## Assigned task
Output exactly the lines that run from the top of the entries to the line holding "Energy landscape of", including both of those lines.

(Data extracts)

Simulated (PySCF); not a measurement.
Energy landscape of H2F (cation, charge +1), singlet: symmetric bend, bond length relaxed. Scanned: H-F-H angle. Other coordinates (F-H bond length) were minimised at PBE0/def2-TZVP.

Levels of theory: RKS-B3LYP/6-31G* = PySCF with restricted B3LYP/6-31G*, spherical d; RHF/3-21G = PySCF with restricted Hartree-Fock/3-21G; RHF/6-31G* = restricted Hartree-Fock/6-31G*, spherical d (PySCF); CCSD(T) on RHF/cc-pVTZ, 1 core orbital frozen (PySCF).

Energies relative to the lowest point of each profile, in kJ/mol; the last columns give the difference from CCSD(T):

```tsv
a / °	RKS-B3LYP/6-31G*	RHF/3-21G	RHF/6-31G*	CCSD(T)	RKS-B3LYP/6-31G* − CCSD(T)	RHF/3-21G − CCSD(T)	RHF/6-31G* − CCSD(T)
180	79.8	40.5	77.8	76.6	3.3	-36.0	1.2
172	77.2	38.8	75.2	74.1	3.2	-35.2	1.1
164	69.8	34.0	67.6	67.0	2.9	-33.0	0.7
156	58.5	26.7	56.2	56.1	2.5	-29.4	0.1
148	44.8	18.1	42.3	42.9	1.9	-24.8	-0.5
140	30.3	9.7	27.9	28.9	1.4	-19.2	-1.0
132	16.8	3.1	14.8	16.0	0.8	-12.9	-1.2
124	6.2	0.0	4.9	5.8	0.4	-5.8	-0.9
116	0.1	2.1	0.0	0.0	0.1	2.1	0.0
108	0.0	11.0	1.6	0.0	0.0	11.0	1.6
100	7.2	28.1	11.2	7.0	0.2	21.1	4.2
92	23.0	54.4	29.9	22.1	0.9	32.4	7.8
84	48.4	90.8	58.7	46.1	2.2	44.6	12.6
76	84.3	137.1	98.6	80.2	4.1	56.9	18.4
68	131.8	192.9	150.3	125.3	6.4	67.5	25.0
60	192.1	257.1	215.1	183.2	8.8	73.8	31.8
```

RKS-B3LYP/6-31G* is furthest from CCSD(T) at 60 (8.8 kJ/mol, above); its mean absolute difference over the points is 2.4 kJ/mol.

(End Data extracts)

## Task answer
Simulated (PySCF); not a measurement.
Energy landscape of H2F (cation, charge +1), singlet: symmetric bend, bond length relaxed. Scanned: H-F-H angle. Other coordinates (F-H bond length) were minimised at PBE0/def2-TZVP.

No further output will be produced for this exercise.